WORK INSTRUCTION
Search the listing below for the line containing "-19.8 | -0.38 |". From there through the line containing "7.51 | +0.013 |", transcribe every line exactly, both ends included.

RECORD EXTRACTS
=== Section Start ===
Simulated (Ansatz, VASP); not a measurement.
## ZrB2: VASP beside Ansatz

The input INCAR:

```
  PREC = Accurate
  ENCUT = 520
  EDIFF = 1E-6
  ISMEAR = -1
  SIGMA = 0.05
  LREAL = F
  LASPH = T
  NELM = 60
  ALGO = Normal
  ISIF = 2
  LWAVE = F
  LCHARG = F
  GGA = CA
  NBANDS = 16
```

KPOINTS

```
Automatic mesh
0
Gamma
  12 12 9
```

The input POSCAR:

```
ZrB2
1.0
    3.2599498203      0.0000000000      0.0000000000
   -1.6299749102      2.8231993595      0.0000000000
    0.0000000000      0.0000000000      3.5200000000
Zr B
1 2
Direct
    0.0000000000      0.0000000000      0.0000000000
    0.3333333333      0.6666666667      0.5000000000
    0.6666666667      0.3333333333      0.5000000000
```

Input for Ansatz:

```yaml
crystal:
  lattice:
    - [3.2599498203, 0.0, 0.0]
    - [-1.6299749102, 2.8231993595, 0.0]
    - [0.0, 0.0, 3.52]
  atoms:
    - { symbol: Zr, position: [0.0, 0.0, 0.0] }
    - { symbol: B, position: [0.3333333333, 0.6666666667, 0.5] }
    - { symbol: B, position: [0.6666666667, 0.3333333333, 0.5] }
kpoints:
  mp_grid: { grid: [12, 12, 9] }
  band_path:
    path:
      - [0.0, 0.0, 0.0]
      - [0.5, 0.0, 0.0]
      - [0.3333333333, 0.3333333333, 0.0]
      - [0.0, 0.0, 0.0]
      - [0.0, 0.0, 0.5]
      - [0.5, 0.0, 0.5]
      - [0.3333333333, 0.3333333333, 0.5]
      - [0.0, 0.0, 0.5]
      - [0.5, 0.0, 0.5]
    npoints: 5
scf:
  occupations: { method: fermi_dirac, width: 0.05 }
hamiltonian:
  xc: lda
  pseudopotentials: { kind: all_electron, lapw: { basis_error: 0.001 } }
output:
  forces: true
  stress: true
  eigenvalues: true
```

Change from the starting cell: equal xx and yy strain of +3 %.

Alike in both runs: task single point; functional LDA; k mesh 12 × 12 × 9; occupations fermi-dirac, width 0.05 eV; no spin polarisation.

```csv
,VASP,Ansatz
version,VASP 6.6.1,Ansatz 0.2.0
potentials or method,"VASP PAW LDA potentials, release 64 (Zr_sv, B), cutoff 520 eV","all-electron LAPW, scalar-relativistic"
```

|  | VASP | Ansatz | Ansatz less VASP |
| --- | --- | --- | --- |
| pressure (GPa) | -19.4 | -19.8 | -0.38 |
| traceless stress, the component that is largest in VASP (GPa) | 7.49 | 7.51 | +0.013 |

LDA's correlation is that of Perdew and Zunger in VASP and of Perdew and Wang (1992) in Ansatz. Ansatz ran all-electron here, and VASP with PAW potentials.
=== Section End ===

TASK RESPONSE
| pressure (GPa) | -19.4 | -19.8 | -0.38 |
| traceless stress, the component that is largest in VASP (GPa) | 7.49 | 7.51 | +0.013 |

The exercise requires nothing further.